» Supplied records
——————————

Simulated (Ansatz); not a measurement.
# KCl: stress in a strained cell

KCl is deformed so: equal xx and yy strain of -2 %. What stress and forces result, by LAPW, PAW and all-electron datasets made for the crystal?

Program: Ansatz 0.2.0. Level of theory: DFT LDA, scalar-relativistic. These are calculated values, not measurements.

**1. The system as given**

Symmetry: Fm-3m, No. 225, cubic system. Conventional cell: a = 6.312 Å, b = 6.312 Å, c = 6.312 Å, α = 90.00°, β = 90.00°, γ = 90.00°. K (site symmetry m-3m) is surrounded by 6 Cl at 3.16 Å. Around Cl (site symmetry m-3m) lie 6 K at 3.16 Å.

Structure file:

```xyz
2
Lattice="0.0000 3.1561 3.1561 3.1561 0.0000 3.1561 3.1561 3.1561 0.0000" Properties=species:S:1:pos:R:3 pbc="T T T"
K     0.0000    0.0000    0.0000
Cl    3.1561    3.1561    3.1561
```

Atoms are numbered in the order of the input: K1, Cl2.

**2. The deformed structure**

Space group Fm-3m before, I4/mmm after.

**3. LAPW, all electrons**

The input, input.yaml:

——————————

» Action item
Produce a word-for-word copy of all the entries above.

» Exercise output
Simulated (Ansatz); not a measurement.
# KCl: stress in a strained cell

KCl is deformed so: equal xx and yy strain of -2 %. What stress and forces result, by LAPW, PAW and all-electron datasets made for the crystal?

Program: Ansatz 0.2.0. Level of theory: DFT LDA, scalar-relativistic. These are calculated values, not measurements.

**1. The system as given**

Symmetry: Fm-3m, No. 225, cubic system. Conventional cell: a = 6.312 Å, b = 6.312 Å, c = 6.312 Å, α = 90.00°, β = 90.00°, γ = 90.00°. K (site symmetry m-3m) is surrounded by 6 Cl at 3.16 Å. Around Cl (site symmetry m-3m) lie 6 K at 3.16 Å.

Structure file:

```xyz
2
Lattice="0.0000 3.1561 3.1561 3.1561 0.0000 3.1561 3.1561 3.1561 0.0000" Properties=species:S:1:pos:R:3 pbc="T T T"
K     0.0000    0.0000    0.0000
Cl    3.1561    3.1561    3.1561
```

Atoms are numbered in the order of the input: K1, Cl2.

**2. The deformed structure**

Space group Fm-3m before, I4/mmm after.

**3. LAPW, all electrons**

The input, input.yaml:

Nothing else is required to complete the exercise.